• **Work item**
Please repeat the lines below exactly. Begin with the line containing "The atoms coloured by those charges." and go on through the line containing "Provenance: a generated".

• **Information provided**
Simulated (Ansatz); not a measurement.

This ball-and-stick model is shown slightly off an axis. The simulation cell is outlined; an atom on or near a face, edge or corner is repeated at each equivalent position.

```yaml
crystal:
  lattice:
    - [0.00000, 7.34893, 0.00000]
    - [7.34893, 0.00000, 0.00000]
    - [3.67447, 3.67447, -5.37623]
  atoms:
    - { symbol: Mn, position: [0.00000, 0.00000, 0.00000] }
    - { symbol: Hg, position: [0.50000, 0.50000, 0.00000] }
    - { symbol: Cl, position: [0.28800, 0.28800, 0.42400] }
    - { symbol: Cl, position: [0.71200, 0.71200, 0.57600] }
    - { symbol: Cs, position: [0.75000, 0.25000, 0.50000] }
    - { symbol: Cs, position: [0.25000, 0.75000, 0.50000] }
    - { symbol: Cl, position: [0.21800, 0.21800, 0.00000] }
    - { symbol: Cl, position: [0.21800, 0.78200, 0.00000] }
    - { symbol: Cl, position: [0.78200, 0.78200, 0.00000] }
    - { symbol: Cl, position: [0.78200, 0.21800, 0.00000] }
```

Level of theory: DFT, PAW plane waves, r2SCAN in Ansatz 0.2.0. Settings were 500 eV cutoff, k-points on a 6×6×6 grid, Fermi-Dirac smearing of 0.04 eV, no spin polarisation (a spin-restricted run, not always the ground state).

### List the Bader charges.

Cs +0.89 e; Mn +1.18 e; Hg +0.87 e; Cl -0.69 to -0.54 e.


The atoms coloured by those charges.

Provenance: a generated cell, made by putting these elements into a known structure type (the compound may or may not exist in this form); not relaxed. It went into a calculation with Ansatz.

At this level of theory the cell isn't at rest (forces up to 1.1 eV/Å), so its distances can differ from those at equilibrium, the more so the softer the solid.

• **Worked solution**
The atoms coloured by those charges.

Provenance: a generated cell, made by putting these elements into a known structure type (the compound may or may not exist in this form); not relaxed. It went into a calculation with Ansatz.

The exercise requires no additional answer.